RECORD SET:

○ ○ ○ ○ ○

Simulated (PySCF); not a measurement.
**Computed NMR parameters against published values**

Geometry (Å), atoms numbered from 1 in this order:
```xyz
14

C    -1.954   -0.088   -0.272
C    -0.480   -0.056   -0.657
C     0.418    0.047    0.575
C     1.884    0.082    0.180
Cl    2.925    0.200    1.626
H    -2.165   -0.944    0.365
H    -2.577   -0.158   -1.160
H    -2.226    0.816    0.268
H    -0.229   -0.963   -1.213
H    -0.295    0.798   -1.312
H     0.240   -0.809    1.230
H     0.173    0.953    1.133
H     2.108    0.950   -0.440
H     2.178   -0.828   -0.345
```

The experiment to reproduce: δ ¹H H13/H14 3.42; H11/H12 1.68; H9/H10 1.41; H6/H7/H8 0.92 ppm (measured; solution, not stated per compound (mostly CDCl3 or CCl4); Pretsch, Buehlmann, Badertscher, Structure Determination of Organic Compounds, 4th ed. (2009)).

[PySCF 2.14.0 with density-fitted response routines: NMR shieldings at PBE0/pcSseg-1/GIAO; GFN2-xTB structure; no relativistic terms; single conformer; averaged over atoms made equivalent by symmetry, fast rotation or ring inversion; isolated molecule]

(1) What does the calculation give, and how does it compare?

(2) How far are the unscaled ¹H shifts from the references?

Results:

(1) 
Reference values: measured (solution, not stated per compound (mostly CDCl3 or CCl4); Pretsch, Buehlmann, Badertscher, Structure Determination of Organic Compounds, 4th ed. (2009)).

○ ○ ○ ○ ○

WORK ORDER:
For this exercise, give the entries above again with no difference at all.

RESPONSE BOX:
Simulated (PySCF); not a measurement.
**Computed NMR parameters against published values**

Geometry (Å), atoms numbered from 1 in this order:
```xyz
14

C    -1.954   -0.088   -0.272
C    -0.480   -0.056   -0.657
C     0.418    0.047    0.575
C     1.884    0.082    0.180
Cl    2.925    0.200    1.626
H    -2.165   -0.944    0.365
H    -2.577   -0.158   -1.160
H    -2.226    0.816    0.268
H    -0.229   -0.963   -1.213
H    -0.295    0.798   -1.312
H     0.240   -0.809    1.230
H     0.173    0.953    1.133
H     2.108    0.950   -0.440
H     2.178   -0.828   -0.345
```

The experiment to reproduce: δ ¹H H13/H14 3.42; H11/H12 1.68; H9/H10 1.41; H6/H7/H8 0.92 ppm (measured; solution, not stated per compound (mostly CDCl3 or CCl4); Pretsch, Buehlmann, Badertscher, Structure Determination of Organic Compounds, 4th ed. (2009)).

[PySCF 2.14.0 with density-fitted response routines: NMR shieldings at PBE0/pcSseg-1/GIAO; GFN2-xTB structure; no relativistic terms; single conformer; averaged over atoms made equivalent by symmetry, fast rotation or ring inversion; isolated molecule]

(1) What does the calculation give, and how does it compare?

(2) How far are the unscaled ¹H shifts from the references?

Results:

(1) 
Reference values: measured (solution, not stated per compound (mostly CDCl3 or CCl4); Pretsch, Buehlmann, Badertscher, Structure Determination of Organic Compounds, 4th ed. (2009)).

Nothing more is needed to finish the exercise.